(Record excerpts Opens)

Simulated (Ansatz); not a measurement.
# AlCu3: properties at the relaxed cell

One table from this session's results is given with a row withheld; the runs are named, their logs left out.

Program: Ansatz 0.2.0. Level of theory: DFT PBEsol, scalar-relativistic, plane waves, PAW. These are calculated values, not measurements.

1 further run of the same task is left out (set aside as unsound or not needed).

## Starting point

(Record excerpts Closes)

- _Work order_
Please transcribe the records in full, keeping every word as it is.

- _Worked solution_
Simulated (Ansatz); not a measurement.
# AlCu3: properties at the relaxed cell

One table from this session's results is given with a row withheld; the runs are named, their logs left out.

Program: Ansatz 0.2.0. Level of theory: DFT PBEsol, scalar-relativistic, plane waves, PAW. These are calculated values, not measurements.

1 further run of the same task is left out (set aside as unsound or not needed).

## Starting point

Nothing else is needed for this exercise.